--- START ---

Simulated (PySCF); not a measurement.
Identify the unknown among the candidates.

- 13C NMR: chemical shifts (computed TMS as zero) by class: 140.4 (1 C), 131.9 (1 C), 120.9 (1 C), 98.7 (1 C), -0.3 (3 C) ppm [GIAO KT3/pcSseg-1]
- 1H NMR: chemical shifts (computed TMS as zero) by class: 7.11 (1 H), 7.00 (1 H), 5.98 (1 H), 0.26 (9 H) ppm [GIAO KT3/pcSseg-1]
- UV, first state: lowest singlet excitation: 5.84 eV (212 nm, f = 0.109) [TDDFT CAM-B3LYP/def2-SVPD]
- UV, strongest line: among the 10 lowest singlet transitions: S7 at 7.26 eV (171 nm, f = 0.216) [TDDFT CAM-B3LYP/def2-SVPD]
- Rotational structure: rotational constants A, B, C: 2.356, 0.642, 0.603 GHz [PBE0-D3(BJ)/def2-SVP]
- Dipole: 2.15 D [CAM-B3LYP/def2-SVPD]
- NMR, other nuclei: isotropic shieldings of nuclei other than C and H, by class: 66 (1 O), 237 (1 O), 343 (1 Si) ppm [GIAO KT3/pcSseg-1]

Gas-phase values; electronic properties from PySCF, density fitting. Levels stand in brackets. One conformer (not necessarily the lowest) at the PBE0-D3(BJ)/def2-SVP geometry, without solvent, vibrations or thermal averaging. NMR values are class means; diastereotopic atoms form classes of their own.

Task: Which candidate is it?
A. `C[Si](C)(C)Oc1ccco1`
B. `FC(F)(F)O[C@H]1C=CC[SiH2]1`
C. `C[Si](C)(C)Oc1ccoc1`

--- END ---

- _Work item_:
When you reach the line containing "- Dipole: 2.15 D [CAM-B3LYP/def2-SVPD]" in the data above, start copying exactly, and stop after the line containing "- NMR, other".

- _Written answer_:
- Dipole: 2.15 D [CAM-B3LYP/def2-SVPD]
- NMR, other nuclei: isotropic shieldings of nuclei other than C and H, by class: 66 (1 O), 237 (1 O), 343 (1 Si) ppm [GIAO KT3/pcSseg-1]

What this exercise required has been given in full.